Retype each line exactly as it stands, beginning at the first line of the material and finishing with the line that contains "## Step 1: The cell of the first run".

DATA FOR ANALYSIS:
━━━━━━━━━━━━━━━━
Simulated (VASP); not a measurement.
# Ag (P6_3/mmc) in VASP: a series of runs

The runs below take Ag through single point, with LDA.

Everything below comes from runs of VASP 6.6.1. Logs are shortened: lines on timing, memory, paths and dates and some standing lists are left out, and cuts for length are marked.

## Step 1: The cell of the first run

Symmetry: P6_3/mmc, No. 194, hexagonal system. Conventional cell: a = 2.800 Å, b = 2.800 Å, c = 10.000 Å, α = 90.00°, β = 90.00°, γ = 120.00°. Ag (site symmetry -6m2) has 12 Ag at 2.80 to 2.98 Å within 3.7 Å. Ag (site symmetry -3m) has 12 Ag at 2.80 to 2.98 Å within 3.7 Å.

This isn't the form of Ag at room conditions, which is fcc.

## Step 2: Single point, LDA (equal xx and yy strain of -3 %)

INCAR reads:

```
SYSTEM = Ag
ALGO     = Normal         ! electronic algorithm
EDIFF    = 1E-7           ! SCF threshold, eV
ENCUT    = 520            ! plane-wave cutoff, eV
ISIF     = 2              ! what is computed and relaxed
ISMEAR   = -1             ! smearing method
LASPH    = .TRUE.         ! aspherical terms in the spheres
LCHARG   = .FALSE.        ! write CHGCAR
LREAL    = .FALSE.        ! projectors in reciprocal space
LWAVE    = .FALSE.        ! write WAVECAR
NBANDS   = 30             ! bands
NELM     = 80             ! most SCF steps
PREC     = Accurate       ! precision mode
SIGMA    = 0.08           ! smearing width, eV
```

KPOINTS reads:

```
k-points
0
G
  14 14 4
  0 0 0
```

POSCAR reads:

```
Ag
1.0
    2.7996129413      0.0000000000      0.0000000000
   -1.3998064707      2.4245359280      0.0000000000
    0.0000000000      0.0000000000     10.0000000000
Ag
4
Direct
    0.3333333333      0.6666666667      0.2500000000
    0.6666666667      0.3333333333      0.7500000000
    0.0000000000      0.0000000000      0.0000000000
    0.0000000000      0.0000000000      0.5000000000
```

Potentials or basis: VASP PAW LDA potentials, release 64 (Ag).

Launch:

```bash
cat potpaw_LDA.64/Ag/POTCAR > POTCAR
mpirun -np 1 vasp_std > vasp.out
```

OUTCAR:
━━━━━━━━━━━━━━━━

TASK SOLUTION:
Simulated (VASP); not a measurement.
# Ag (P6_3/mmc) in VASP: a series of runs

The runs below take Ag through single point, with LDA.

Everything below comes from runs of VASP 6.6.1. Logs are shortened: lines on timing, memory, paths and dates and some standing lists are left out, and cuts for length are marked.

## Step 1: The cell of the first run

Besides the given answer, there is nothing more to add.